=== TASK ITEM ===
A verbatim transcript of the lines below, starting at the first and ending with the one that holds "A: (a) 1.7; (b) 2.7.", is what should be produced.

DATA LISTING: Begin
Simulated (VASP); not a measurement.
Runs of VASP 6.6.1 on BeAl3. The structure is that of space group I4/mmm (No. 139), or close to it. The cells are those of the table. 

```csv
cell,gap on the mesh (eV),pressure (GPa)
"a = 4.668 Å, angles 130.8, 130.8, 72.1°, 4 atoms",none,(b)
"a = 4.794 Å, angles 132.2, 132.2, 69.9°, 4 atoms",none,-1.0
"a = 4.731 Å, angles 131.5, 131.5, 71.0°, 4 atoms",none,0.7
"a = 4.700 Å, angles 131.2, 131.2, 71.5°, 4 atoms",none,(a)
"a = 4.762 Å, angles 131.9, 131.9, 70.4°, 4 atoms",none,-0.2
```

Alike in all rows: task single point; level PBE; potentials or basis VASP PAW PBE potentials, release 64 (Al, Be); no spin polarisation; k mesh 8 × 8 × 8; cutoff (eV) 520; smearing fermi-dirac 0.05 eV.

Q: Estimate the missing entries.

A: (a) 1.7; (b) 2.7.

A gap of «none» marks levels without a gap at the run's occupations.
DATA LISTING: End

=== RESPONSE ===
Simulated (VASP); not a measurement.
Runs of VASP 6.6.1 on BeAl3. The structure is that of space group I4/mmm (No. 139), or close to it. The cells are those of the table. 

```csv
cell,gap on the mesh (eV),pressure (GPa)
"a = 4.668 Å, angles 130.8, 130.8, 72.1°, 4 atoms",none,(b)
"a = 4.794 Å, angles 132.2, 132.2, 69.9°, 4 atoms",none,-1.0
"a = 4.731 Å, angles 131.5, 131.5, 71.0°, 4 atoms",none,0.7
"a = 4.700 Å, angles 131.2, 131.2, 71.5°, 4 atoms",none,(a)
"a = 4.762 Å, angles 131.9, 131.9, 70.4°, 4 atoms",none,-0.2
```

Alike in all rows: task single point; level PBE; potentials or basis VASP PAW PBE potentials, release 64 (Al, Be); no spin polarisation; k mesh 8 × 8 × 8; cutoff (eV) 520; smearing fermi-dirac 0.05 eV.

Q: Estimate the missing entries.

A: (a) 1.7; (b) 2.7.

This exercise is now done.